═══ Information ═══

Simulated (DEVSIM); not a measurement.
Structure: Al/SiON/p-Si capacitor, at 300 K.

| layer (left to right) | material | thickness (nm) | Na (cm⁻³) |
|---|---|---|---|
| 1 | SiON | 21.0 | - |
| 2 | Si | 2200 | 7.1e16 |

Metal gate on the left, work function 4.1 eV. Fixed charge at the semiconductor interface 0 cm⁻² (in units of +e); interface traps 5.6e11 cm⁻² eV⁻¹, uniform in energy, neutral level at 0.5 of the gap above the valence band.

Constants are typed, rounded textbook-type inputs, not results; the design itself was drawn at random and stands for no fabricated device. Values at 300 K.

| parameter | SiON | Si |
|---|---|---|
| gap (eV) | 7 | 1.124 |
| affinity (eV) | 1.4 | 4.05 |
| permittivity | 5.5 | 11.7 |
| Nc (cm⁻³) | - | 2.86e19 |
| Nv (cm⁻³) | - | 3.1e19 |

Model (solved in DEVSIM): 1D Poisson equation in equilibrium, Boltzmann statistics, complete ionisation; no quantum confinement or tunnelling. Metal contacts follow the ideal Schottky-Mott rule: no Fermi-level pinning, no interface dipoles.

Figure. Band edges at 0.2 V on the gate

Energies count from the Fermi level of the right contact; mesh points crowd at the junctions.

═══

▶ **Assigned task**: Each entry above must be printed exactly as written.

▶ **Written reply**:
Simulated (DEVSIM); not a measurement.
Structure: Al/SiON/p-Si capacitor, at 300 K.

| layer (left to right) | material | thickness (nm) | Na (cm⁻³) |
|---|---|---|---|
| 1 | SiON | 21.0 | - |
| 2 | Si | 2200 | 7.1e16 |

Metal gate on the left, work function 4.1 eV. Fixed charge at the semiconductor interface 0 cm⁻² (in units of +e); interface traps 5.6e11 cm⁻² eV⁻¹, uniform in energy, neutral level at 0.5 of the gap above the valence band.

Constants are typed, rounded textbook-type inputs, not results; the design itself was drawn at random and stands for no fabricated device. Values at 300 K.

| parameter | SiON | Si |
|---|---|---|
| gap (eV) | 7 | 1.124 |
| affinity (eV) | 1.4 | 4.05 |
| permittivity | 5.5 | 11.7 |
| Nc (cm⁻³) | - | 2.86e19 |
| Nv (cm⁻³) | - | 3.1e19 |

Model (solved in DEVSIM): 1D Poisson equation in equilibrium, Boltzmann statistics, complete ionisation; no quantum confinement or tunnelling. Metal contacts follow the ideal Schottky-Mott rule: no Fermi-level pinning, no interface dipoles.

Figure. Band edges at 0.2 V on the gate

Energies count from the Fermi level of the right contact; mesh points crowd at the junctions.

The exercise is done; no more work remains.